Your output should be every line below, copied exactly.

[Entries shown Boundary: Start]

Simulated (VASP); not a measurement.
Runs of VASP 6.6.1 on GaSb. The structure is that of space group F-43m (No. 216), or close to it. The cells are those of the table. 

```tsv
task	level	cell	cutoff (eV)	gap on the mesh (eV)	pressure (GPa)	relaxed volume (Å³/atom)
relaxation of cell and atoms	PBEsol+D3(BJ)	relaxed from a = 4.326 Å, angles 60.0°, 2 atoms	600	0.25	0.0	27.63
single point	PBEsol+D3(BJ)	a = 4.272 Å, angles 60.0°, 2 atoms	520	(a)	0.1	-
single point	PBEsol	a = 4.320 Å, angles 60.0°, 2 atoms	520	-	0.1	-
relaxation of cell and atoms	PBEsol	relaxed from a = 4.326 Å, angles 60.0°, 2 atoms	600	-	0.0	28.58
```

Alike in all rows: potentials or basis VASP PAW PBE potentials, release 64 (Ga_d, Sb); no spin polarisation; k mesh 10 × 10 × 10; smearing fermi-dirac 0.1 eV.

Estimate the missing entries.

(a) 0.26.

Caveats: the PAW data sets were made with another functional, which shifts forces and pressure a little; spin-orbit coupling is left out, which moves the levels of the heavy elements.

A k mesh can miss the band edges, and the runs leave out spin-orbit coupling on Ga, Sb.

[Entries shown Boundary: End]

Answer area:
Simulated (VASP); not a measurement.
Runs of VASP 6.6.1 on GaSb. The structure is that of space group F-43m (No. 216), or close to it. The cells are those of the table. 

```tsv
task	level	cell	cutoff (eV)	gap on the mesh (eV)	pressure (GPa)	relaxed volume (Å³/atom)
relaxation of cell and atoms	PBEsol+D3(BJ)	relaxed from a = 4.326 Å, angles 60.0°, 2 atoms	600	0.25	0.0	27.63
single point	PBEsol+D3(BJ)	a = 4.272 Å, angles 60.0°, 2 atoms	520	(a)	0.1	-
single point	PBEsol	a = 4.320 Å, angles 60.0°, 2 atoms	520	-	0.1	-
relaxation of cell and atoms	PBEsol	relaxed from a = 4.326 Å, angles 60.0°, 2 atoms	600	-	0.0	28.58
```

Alike in all rows: potentials or basis VASP PAW PBE potentials, release 64 (Ga_d, Sb); no spin polarisation; k mesh 10 × 10 × 10; smearing fermi-dirac 0.1 eV.

Estimate the missing entries.

(a) 0.26.

Caveats: the PAW data sets were made with another functional, which shifts forces and pressure a little; spin-orbit coupling is left out, which moves the levels of the heavy elements.

A k mesh can miss the band edges, and the runs leave out spin-orbit coupling on Ga, Sb.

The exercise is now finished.